Assignment:
Nothing but the lines from the start of the records below through the line that has "VASP 6.6.1 |" should appear, each exactly as given.

Records provided:
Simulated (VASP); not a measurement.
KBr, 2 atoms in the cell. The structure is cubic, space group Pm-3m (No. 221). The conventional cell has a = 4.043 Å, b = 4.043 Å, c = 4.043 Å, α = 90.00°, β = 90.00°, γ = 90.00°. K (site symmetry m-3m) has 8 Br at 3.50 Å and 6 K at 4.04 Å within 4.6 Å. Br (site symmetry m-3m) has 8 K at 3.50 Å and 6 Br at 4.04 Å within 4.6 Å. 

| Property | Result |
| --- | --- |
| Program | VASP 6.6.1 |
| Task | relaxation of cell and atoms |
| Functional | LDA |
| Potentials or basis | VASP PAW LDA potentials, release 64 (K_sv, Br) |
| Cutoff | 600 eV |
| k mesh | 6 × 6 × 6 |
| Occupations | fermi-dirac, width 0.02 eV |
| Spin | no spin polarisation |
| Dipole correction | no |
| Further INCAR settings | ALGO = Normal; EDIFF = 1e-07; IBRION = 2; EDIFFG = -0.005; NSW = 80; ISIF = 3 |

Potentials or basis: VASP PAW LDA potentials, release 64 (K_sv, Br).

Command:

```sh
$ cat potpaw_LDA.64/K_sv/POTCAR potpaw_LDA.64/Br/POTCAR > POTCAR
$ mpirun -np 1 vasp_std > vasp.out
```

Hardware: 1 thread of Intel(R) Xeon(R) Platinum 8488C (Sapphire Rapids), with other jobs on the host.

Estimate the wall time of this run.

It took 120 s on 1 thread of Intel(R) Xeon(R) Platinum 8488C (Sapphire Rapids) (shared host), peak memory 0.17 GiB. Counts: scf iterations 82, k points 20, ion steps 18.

Written answer:
Simulated (VASP); not a measurement.
KBr, 2 atoms in the cell. The structure is cubic, space group Pm-3m (No. 221). The conventional cell has a = 4.043 Å, b = 4.043 Å, c = 4.043 Å, α = 90.00°, β = 90.00°, γ = 90.00°. K (site symmetry m-3m) has 8 Br at 3.50 Å and 6 K at 4.04 Å within 4.6 Å. Br (site symmetry m-3m) has 8 K at 3.50 Å and 6 Br at 4.04 Å within 4.6 Å. 

| Property | Result |
| --- | --- |
| Program | VASP 6.6.1 |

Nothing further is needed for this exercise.